Data extracts:
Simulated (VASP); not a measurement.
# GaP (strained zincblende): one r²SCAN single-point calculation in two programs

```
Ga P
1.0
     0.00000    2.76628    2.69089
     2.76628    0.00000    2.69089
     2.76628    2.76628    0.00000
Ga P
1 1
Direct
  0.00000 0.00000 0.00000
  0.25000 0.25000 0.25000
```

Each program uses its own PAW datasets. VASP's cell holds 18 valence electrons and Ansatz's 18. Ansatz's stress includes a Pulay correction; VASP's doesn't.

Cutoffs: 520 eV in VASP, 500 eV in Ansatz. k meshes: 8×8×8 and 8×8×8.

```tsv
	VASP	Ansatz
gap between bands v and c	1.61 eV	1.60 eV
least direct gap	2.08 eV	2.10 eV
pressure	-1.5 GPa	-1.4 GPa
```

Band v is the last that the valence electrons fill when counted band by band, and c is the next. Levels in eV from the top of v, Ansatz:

Work instruction: Having gone through the data above, repeat it exactly.

Written solution:
Simulated (VASP); not a measurement.
# GaP (strained zincblende): one r²SCAN single-point calculation in two programs

```
Ga P
1.0
     0.00000    2.76628    2.69089
     2.76628    0.00000    2.69089
     2.76628    2.76628    0.00000
Ga P
1 1
Direct
  0.00000 0.00000 0.00000
  0.25000 0.25000 0.25000
```

Each program uses its own PAW datasets. VASP's cell holds 18 valence electrons and Ansatz's 18. Ansatz's stress includes a Pulay correction; VASP's doesn't.

Cutoffs: 520 eV in VASP, 500 eV in Ansatz. k meshes: 8×8×8 and 8×8×8.

```tsv
	VASP	Ansatz
gap between bands v and c	1.61 eV	1.60 eV
least direct gap	2.08 eV	2.10 eV
pressure	-1.5 GPa	-1.4 GPa
```

Band v is the last that the valence electrons fill when counted band by band, and c is the next. Levels in eV from the top of v, Ansatz:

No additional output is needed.